Data provided:
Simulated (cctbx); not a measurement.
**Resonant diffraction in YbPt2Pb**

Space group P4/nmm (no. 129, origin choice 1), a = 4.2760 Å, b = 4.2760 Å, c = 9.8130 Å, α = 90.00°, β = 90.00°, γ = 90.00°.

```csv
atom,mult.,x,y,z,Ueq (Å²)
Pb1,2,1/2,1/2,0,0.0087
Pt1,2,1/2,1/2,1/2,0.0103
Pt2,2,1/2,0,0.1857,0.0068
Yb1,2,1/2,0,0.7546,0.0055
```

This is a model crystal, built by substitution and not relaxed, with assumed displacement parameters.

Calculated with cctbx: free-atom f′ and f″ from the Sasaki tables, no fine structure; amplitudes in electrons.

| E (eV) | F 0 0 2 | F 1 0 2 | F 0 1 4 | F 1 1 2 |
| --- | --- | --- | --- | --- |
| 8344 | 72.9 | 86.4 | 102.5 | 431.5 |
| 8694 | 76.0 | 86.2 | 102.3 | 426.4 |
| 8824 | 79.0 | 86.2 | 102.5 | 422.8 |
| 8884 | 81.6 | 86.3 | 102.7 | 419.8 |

Action item:
Each line from the first line of the listing through the line with "102.5 | 422.8 |" must be output exactly, both ends included, and no other line may appear.

Exercise result:
Simulated (cctbx); not a measurement.
**Resonant diffraction in YbPt2Pb**

Space group P4/nmm (no. 129, origin choice 1), a = 4.2760 Å, b = 4.2760 Å, c = 9.8130 Å, α = 90.00°, β = 90.00°, γ = 90.00°.

```csv
atom,mult.,x,y,z,Ueq (Å²)
Pb1,2,1/2,1/2,0,0.0087
Pt1,2,1/2,1/2,1/2,0.0103
Pt2,2,1/2,0,0.1857,0.0068
Yb1,2,1/2,0,0.7546,0.0055
```

This is a model crystal, built by substitution and not relaxed, with assumed displacement parameters.

Calculated with cctbx: free-atom f′ and f″ from the Sasaki tables, no fine structure; amplitudes in electrons.

| E (eV) | F 0 0 2 | F 1 0 2 | F 0 1 4 | F 1 1 2 |
| --- | --- | --- | --- | --- |
| 8344 | 72.9 | 86.4 | 102.5 | 431.5 |
| 8694 | 76.0 | 86.2 | 102.3 | 426.4 |
| 8824 | 79.0 | 86.2 | 102.5 | 422.8 |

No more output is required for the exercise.